▶ [REQUIRED ACTION] Go through the records and give each one again exactly.

▶ [ENTRIES SHOWN]
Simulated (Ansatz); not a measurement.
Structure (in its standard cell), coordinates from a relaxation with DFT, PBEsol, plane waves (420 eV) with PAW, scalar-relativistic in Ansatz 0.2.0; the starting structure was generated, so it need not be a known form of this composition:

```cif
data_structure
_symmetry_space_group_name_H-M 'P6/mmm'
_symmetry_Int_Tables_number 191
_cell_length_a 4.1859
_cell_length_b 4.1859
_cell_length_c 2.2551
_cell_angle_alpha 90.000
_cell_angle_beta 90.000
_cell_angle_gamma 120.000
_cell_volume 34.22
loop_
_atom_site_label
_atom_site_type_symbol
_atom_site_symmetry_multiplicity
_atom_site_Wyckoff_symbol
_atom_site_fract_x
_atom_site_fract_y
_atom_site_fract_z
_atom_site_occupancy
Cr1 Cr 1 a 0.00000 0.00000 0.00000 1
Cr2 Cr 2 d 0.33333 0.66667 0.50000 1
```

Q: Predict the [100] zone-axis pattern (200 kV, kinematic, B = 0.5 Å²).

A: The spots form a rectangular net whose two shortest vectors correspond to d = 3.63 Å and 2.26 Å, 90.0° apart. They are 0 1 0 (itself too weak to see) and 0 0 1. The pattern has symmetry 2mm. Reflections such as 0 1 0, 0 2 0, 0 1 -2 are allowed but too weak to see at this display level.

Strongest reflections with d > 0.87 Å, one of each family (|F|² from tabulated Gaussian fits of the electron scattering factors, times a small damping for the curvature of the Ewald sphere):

▶ [EXERCISE ANSWER]
Simulated (Ansatz); not a measurement.
Structure (in its standard cell), coordinates from a relaxation with DFT, PBEsol, plane waves (420 eV) with PAW, scalar-relativistic in Ansatz 0.2.0; the starting structure was generated, so it need not be a known form of this composition:

```cif
data_structure
_symmetry_space_group_name_H-M 'P6/mmm'
_symmetry_Int_Tables_number 191
_cell_length_a 4.1859
_cell_length_b 4.1859
_cell_length_c 2.2551
_cell_angle_alpha 90.000
_cell_angle_beta 90.000
_cell_angle_gamma 120.000
_cell_volume 34.22
loop_
_atom_site_label
_atom_site_type_symbol
_atom_site_symmetry_multiplicity
_atom_site_Wyckoff_symbol
_atom_site_fract_x
_atom_site_fract_y
_atom_site_fract_z
_atom_site_occupancy
Cr1 Cr 1 a 0.00000 0.00000 0.00000 1
Cr2 Cr 2 d 0.33333 0.66667 0.50000 1
```

Q: Predict the [100] zone-axis pattern (200 kV, kinematic, B = 0.5 Å²).

A: The spots form a rectangular net whose two shortest vectors correspond to d = 3.63 Å and 2.26 Å, 90.0° apart. They are 0 1 0 (itself too weak to see) and 0 0 1. The pattern has symmetry 2mm. Reflections such as 0 1 0, 0 2 0, 0 1 -2 are allowed but too weak to see at this display level.

Strongest reflections with d > 0.87 Å, one of each family (|F|² from tabulated Gaussian fits of the electron scattering factors, times a small damping for the curvature of the Ewald sphere):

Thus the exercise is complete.